START Dataset records

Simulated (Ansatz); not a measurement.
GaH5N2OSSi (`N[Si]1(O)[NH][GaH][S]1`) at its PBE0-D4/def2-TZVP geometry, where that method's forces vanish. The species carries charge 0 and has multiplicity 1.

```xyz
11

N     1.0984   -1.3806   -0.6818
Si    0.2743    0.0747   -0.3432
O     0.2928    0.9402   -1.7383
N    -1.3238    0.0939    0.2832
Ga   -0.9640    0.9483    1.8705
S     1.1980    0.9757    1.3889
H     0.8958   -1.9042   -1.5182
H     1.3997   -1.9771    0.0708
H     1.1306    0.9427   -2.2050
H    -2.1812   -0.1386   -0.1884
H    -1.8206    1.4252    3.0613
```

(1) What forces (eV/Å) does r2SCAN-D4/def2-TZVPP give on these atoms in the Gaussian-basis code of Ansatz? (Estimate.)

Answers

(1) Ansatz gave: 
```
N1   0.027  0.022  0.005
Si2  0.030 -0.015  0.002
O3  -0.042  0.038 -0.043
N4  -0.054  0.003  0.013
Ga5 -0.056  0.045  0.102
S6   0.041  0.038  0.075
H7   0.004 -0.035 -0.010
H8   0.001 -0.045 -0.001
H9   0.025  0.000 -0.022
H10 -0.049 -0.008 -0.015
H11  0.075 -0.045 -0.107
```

END Dataset records

> **Work request**
Please copy, word for word, every line from the first line of the records through the line containing "(1) What forces", with both of those lines included and nothing else.

> **Task answer**
Simulated (Ansatz); not a measurement.
GaH5N2OSSi (`N[Si]1(O)[NH][GaH][S]1`) at its PBE0-D4/def2-TZVP geometry, where that method's forces vanish. The species carries charge 0 and has multiplicity 1.

```xyz
11

N     1.0984   -1.3806   -0.6818
Si    0.2743    0.0747   -0.3432
O     0.2928    0.9402   -1.7383
N    -1.3238    0.0939    0.2832
Ga   -0.9640    0.9483    1.8705
S     1.1980    0.9757    1.3889
H     0.8958   -1.9042   -1.5182
H     1.3997   -1.9771    0.0708
H     1.1306    0.9427   -2.2050
H    -2.1812   -0.1386   -0.1884
H    -1.8206    1.4252    3.0613
```

(1) What forces (eV/Å) does r2SCAN-D4/def2-TZVPP give on these atoms in the Gaussian-basis code of Ansatz? (Estimate.)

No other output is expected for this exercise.